*Required action*
Write down, unchanged, the entries from the first line through the line holding "Cutoff 560 eV;". Include no other line.

*Information supplied*
■ ■ ■

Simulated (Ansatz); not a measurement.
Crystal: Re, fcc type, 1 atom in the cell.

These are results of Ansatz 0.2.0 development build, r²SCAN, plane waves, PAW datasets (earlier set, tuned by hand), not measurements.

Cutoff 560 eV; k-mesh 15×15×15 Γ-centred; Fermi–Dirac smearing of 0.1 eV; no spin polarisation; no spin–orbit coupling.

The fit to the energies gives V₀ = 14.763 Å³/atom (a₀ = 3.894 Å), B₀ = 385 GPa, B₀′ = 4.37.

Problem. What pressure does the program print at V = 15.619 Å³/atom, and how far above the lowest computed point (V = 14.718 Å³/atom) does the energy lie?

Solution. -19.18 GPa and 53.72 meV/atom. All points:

■ ■ ■

*Reply*
Simulated (Ansatz); not a measurement.
Crystal: Re, fcc type, 1 atom in the cell.

These are results of Ansatz 0.2.0 development build, r²SCAN, plane waves, PAW datasets (earlier set, tuned by hand), not measurements.

Cutoff 560 eV; k-mesh 15×15×15 Γ-centred; Fermi–Dirac smearing of 0.1 eV; no spin polarisation; no spin–orbit coupling.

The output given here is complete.